• _PROVIDED RECORDS_
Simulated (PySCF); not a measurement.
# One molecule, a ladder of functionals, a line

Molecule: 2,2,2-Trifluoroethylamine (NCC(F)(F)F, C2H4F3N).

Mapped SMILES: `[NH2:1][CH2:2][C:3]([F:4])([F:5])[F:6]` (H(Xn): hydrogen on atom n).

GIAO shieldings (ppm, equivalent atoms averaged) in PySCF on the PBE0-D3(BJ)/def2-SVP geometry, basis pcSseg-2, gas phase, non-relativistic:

• _REQUIRED ACTION_
Every entry should be given again exactly as written.

• _ANSWER SPACE_
Simulated (PySCF); not a measurement.
# One molecule, a ladder of functionals, a line

Molecule: 2,2,2-Trifluoroethylamine (NCC(F)(F)F, C2H4F3N).

Mapped SMILES: `[NH2:1][CH2:2][C:3]([F:4])([F:5])[F:6]` (H(Xn): hydrogen on atom n).

GIAO shieldings (ppm, equivalent atoms averaged) in PySCF on the PBE0-D3(BJ)/def2-SVP geometry, basis pcSseg-2, gas phase, non-relativistic:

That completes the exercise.